■ **Information given**:
- - - -

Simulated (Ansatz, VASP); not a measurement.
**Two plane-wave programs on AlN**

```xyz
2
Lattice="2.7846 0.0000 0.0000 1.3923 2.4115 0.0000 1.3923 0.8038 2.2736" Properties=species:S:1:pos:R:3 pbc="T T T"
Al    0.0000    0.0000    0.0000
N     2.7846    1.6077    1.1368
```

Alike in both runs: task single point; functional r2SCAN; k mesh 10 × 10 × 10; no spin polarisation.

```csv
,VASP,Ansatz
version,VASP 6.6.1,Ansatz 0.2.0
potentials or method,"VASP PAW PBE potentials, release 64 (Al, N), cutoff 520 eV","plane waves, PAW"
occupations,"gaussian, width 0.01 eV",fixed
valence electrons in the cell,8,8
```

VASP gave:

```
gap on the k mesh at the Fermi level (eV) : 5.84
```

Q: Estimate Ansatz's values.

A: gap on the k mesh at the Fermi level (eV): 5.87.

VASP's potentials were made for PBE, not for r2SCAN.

- - - -

■ **Action item**: In full and exactly as written, repeat the data.

■ **Result**:
Simulated (Ansatz, VASP); not a measurement.
**Two plane-wave programs on AlN**

```xyz
2
Lattice="2.7846 0.0000 0.0000 1.3923 2.4115 0.0000 1.3923 0.8038 2.2736" Properties=species:S:1:pos:R:3 pbc="T T T"
Al    0.0000    0.0000    0.0000
N     2.7846    1.6077    1.1368
```

Alike in both runs: task single point; functional r2SCAN; k mesh 10 × 10 × 10; no spin polarisation.

```csv
,VASP,Ansatz
version,VASP 6.6.1,Ansatz 0.2.0
potentials or method,"VASP PAW PBE potentials, release 64 (Al, N), cutoff 520 eV","plane waves, PAW"
occupations,"gaussian, width 0.01 eV",fixed
valence electrons in the cell,8,8
```

VASP gave:

```
gap on the k mesh at the Fermi level (eV) : 5.84
```

Q: Estimate Ansatz's values.

A: gap on the k mesh at the Fermi level (eV): 5.87.

VASP's potentials were made for PBE, not for r2SCAN.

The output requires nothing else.